-- Records supplied --
__________________________________________________

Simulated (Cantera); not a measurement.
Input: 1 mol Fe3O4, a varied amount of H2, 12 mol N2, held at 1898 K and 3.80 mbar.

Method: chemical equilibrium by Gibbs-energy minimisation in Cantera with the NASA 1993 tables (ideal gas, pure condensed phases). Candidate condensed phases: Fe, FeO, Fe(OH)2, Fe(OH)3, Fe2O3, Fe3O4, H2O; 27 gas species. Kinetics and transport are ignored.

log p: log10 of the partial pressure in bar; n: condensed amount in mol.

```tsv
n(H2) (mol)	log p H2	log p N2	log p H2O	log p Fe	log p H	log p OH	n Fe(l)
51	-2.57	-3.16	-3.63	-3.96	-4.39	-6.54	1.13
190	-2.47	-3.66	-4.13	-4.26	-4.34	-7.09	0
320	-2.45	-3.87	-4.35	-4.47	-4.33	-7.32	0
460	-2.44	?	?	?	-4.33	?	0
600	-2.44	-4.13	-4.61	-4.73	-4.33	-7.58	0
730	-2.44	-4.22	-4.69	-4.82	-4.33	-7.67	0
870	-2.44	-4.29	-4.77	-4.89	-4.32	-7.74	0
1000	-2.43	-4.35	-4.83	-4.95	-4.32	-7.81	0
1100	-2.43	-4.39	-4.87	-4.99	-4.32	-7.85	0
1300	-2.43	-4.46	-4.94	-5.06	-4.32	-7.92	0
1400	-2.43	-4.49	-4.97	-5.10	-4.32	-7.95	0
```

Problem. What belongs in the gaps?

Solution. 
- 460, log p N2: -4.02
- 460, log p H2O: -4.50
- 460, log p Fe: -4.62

__________________________________________________

-- Activity --
Looking at the material above, please copy exactly every line from its first line through the line containing "- 460, log p H2O: -4.50", with both ends included and nothing else.

-- Worked solution --
Simulated (Cantera); not a measurement.
Input: 1 mol Fe3O4, a varied amount of H2, 12 mol N2, held at 1898 K and 3.80 mbar.

Method: chemical equilibrium by Gibbs-energy minimisation in Cantera with the NASA 1993 tables (ideal gas, pure condensed phases). Candidate condensed phases: Fe, FeO, Fe(OH)2, Fe(OH)3, Fe2O3, Fe3O4, H2O; 27 gas species. Kinetics and transport are ignored.

log p: log10 of the partial pressure in bar; n: condensed amount in mol.

```tsv
n(H2) (mol)	log p H2	log p N2	log p H2O	log p Fe	log p H	log p OH	n Fe(l)
51	-2.57	-3.16	-3.63	-3.96	-4.39	-6.54	1.13
190	-2.47	-3.66	-4.13	-4.26	-4.34	-7.09	0
320	-2.45	-3.87	-4.35	-4.47	-4.33	-7.32	0
460	-2.44	?	?	?	-4.33	?	0
600	-2.44	-4.13	-4.61	-4.73	-4.33	-7.58	0
730	-2.44	-4.22	-4.69	-4.82	-4.33	-7.67	0
870	-2.44	-4.29	-4.77	-4.89	-4.32	-7.74	0
1000	-2.43	-4.35	-4.83	-4.95	-4.32	-7.81	0
1100	-2.43	-4.39	-4.87	-4.99	-4.32	-7.85	0
1300	-2.43	-4.46	-4.94	-5.06	-4.32	-7.92	0
1400	-2.43	-4.49	-4.97	-5.10	-4.32	-7.95	0
```

Problem. What belongs in the gaps?

Solution. 
- 460, log p N2: -4.02
- 460, log p H2O: -4.50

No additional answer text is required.